RECORD EXCERPTS:
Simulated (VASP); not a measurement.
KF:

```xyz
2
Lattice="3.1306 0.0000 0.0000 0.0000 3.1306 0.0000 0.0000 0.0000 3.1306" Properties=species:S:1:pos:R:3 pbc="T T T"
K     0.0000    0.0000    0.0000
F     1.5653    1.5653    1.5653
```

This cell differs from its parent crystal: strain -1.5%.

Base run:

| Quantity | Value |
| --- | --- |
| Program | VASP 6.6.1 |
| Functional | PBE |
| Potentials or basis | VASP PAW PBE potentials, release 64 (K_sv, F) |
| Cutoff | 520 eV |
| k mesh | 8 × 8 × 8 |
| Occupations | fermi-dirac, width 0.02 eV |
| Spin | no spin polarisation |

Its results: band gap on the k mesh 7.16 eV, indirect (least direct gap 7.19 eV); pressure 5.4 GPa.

ACTION ITEM: What's wanted is a faithful copy of each entry above.

TASK ANSWER:
Simulated (VASP); not a measurement.
KF:

```xyz
2
Lattice="3.1306 0.0000 0.0000 0.0000 3.1306 0.0000 0.0000 0.0000 3.1306" Properties=species:S:1:pos:R:3 pbc="T T T"
K     0.0000    0.0000    0.0000
F     1.5653    1.5653    1.5653
```

This cell differs from its parent crystal: strain -1.5%.

Base run:

| Quantity | Value |
| --- | --- |
| Program | VASP 6.6.1 |
| Functional | PBE |
| Potentials or basis | VASP PAW PBE potentials, release 64 (K_sv, F) |
| Cutoff | 520 eV |
| k mesh | 8 × 8 × 8 |
| Occupations | fermi-dirac, width 0.02 eV |
| Spin | no spin polarisation |

Its results: band gap on the k mesh 7.16 eV, indirect (least direct gap 7.19 eV); pressure 5.4 GPa.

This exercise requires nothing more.